#### EXTRACTED DATA:

+===+

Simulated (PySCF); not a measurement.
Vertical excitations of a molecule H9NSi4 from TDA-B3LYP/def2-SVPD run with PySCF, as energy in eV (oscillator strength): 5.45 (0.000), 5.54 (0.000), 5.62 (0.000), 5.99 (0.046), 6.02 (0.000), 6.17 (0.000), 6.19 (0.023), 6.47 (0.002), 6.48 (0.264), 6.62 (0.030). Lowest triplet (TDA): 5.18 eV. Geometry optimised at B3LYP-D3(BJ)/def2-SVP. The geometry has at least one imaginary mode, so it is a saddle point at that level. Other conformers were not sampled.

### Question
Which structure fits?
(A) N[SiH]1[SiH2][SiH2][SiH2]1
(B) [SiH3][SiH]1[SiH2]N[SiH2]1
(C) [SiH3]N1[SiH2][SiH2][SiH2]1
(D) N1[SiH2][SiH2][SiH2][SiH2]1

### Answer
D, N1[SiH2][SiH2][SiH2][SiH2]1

+===+

#### WORK INSTRUCTION:
The lines above, from the start of the records through the one containing "(C) [SiH3]N1[SiH2][SiH2][SiH2]1", are to be printed exactly, and nothing else is to be included.

#### EXERCISE ANSWER:
Simulated (PySCF); not a measurement.
Vertical excitations of a molecule H9NSi4 from TDA-B3LYP/def2-SVPD run with PySCF, as energy in eV (oscillator strength): 5.45 (0.000), 5.54 (0.000), 5.62 (0.000), 5.99 (0.046), 6.02 (0.000), 6.17 (0.000), 6.19 (0.023), 6.47 (0.002), 6.48 (0.264), 6.62 (0.030). Lowest triplet (TDA): 5.18 eV. Geometry optimised at B3LYP-D3(BJ)/def2-SVP. The geometry has at least one imaginary mode, so it is a saddle point at that level. Other conformers were not sampled.

### Question
Which structure fits?
(A) N[SiH]1[SiH2][SiH2][SiH2]1
(B) [SiH3][SiH]1[SiH2]N[SiH2]1
(C) [SiH3]N1[SiH2][SiH2][SiH2]1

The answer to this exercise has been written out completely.